WORK INSTRUCTION =>
Every line from the top of the material through the line holding "curve | 0.76 |" should be copied exactly, and only those lines.

──────────────────────────────
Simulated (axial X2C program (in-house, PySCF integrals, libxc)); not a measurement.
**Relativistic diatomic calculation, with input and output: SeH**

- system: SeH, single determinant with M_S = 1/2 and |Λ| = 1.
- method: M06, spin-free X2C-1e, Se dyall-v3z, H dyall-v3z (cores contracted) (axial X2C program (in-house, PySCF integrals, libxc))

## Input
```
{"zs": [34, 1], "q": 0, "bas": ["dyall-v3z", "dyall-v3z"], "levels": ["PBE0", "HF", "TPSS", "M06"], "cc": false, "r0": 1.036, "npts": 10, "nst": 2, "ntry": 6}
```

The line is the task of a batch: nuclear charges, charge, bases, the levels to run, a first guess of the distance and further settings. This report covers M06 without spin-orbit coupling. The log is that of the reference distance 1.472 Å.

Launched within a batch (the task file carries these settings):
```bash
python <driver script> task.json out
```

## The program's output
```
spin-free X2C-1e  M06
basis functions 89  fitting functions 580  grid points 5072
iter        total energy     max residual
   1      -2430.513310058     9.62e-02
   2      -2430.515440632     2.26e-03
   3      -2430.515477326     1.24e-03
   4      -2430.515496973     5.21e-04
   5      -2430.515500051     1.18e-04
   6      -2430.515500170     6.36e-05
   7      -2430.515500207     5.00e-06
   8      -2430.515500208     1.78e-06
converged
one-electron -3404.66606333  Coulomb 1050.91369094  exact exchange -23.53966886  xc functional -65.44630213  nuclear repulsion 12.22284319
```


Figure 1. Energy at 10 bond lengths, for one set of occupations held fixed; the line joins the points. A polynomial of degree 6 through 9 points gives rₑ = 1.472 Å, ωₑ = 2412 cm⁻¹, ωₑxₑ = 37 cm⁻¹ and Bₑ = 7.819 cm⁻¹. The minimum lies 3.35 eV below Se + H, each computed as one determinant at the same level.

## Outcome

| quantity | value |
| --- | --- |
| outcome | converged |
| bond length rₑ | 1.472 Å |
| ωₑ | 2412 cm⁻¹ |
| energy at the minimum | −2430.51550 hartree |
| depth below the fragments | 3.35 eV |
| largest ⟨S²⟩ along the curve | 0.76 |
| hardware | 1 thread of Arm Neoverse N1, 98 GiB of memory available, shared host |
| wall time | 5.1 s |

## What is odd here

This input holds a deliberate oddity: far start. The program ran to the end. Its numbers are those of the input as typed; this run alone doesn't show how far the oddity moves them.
──────────────────────────────

WRITTEN ANSWER =>
Simulated (axial X2C program (in-house, PySCF integrals, libxc)); not a measurement.
**Relativistic diatomic calculation, with input and output: SeH**

- system: SeH, single determinant with M_S = 1/2 and |Λ| = 1.
- method: M06, spin-free X2C-1e, Se dyall-v3z, H dyall-v3z (cores contracted) (axial X2C program (in-house, PySCF integrals, libxc))

## Input
```
{"zs": [34, 1], "q": 0, "bas": ["dyall-v3z", "dyall-v3z"], "levels": ["PBE0", "HF", "TPSS", "M06"], "cc": false, "r0": 1.036, "npts": 10, "nst": 2, "ntry": 6}
```

The line is the task of a batch: nuclear charges, charge, bases, the levels to run, a first guess of the distance and further settings. This report covers M06 without spin-orbit coupling. The log is that of the reference distance 1.472 Å.

Launched within a batch (the task file carries these settings):
```bash
python <driver script> task.json out
```

## The program's output
```
spin-free X2C-1e  M06
basis functions 89  fitting functions 580  grid points 5072
iter        total energy     max residual
   1      -2430.513310058     9.62e-02
   2      -2430.515440632     2.26e-03
   3      -2430.515477326     1.24e-03
   4      -2430.515496973     5.21e-04
   5      -2430.515500051     1.18e-04
   6      -2430.515500170     6.36e-05
   7      -2430.515500207     5.00e-06
   8      -2430.515500208     1.78e-06
converged
one-electron -3404.66606333  Coulomb 1050.91369094  exact exchange -23.53966886  xc functional -65.44630213  nuclear repulsion 12.22284319
```


Figure 1. Energy at 10 bond lengths, for one set of occupations held fixed; the line joins the points. A polynomial of degree 6 through 9 points gives rₑ = 1.472 Å, ωₑ = 2412 cm⁻¹, ωₑxₑ = 37 cm⁻¹ and Bₑ = 7.819 cm⁻¹. The minimum lies 3.35 eV below Se + H, each computed as one determinant at the same level.

## Outcome

| quantity | value |
| --- | --- |
| outcome | converged |
| bond length rₑ | 1.472 Å |
| ωₑ | 2412 cm⁻¹ |
| energy at the minimum | −2430.51550 hartree |
| depth below the fragments | 3.35 eV |
| largest ⟨S²⟩ along the curve | 0.76 |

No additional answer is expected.